++++++++++

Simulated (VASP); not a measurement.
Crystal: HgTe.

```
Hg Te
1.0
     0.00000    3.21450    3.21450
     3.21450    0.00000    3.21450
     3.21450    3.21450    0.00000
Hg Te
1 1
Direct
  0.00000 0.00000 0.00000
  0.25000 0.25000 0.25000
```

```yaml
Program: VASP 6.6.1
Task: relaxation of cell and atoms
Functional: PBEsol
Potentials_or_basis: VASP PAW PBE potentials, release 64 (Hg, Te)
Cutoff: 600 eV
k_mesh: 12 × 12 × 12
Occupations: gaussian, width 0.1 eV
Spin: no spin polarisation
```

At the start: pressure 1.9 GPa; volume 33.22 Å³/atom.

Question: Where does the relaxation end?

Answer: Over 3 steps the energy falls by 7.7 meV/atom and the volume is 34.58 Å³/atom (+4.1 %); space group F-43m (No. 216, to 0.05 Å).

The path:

++++++++++

# [Required action]
Print the records again in their entirety, character for character.

# [Your solution]
Simulated (VASP); not a measurement.
Crystal: HgTe.

```
Hg Te
1.0
     0.00000    3.21450    3.21450
     3.21450    0.00000    3.21450
     3.21450    3.21450    0.00000
Hg Te
1 1
Direct
  0.00000 0.00000 0.00000
  0.25000 0.25000 0.25000
```

```yaml
Program: VASP 6.6.1
Task: relaxation of cell and atoms
Functional: PBEsol
Potentials_or_basis: VASP PAW PBE potentials, release 64 (Hg, Te)
Cutoff: 600 eV
k_mesh: 12 × 12 × 12
Occupations: gaussian, width 0.1 eV
Spin: no spin polarisation
```

At the start: pressure 1.9 GPa; volume 33.22 Å³/atom.

Question: Where does the relaxation end?

Answer: Over 3 steps the energy falls by 7.7 meV/atom and the volume is 34.58 Å³/atom (+4.1 %); space group F-43m (No. 216, to 0.05 Å).

The path:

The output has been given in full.